▶ _Records supplied_:
------------------------------------------------
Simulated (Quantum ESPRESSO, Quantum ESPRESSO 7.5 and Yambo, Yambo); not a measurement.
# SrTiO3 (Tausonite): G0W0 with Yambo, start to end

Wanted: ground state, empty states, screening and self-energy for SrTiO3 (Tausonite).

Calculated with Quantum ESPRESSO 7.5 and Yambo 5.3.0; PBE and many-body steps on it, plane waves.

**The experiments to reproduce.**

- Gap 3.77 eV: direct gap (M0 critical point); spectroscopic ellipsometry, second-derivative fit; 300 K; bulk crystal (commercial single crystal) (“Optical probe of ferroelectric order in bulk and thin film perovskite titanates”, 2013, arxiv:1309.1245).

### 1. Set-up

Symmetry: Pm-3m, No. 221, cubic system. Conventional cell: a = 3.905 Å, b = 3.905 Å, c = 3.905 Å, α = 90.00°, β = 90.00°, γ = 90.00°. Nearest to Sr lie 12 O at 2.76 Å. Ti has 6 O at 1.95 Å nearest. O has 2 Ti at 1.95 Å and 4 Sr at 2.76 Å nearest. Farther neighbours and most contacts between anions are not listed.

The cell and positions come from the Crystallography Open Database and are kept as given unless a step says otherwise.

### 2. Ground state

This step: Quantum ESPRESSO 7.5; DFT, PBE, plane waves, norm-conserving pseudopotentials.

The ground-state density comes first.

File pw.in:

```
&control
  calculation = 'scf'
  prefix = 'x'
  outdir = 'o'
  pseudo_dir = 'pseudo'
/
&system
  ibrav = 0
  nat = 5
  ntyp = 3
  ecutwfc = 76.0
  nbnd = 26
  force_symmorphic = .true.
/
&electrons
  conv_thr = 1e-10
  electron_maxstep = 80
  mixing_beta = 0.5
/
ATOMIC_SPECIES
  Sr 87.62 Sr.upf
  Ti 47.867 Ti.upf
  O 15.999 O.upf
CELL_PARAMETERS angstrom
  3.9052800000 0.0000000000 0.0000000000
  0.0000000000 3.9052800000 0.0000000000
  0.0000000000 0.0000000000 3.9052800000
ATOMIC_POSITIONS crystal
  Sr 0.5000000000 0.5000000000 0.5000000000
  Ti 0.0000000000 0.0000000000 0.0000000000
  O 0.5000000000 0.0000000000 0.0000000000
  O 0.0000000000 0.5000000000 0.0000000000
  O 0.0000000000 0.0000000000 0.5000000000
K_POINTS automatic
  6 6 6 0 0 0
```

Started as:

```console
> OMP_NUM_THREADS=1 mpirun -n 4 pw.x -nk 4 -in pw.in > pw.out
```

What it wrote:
------------------------------------------------

Since only part of the listing is wanted, copy exactly the lines from the one holding "# SrTiO3 (Tausonite): G0W0" to the one holding "Calculated with Quantum", both included.

# SrTiO3 (Tausonite): G0W0 with Yambo, start to end

Wanted: ground state, empty states, screening and self-energy for SrTiO3 (Tausonite).

Calculated with Quantum ESPRESSO 7.5 and Yambo 5.3.0; PBE and many-body steps on it, plane waves.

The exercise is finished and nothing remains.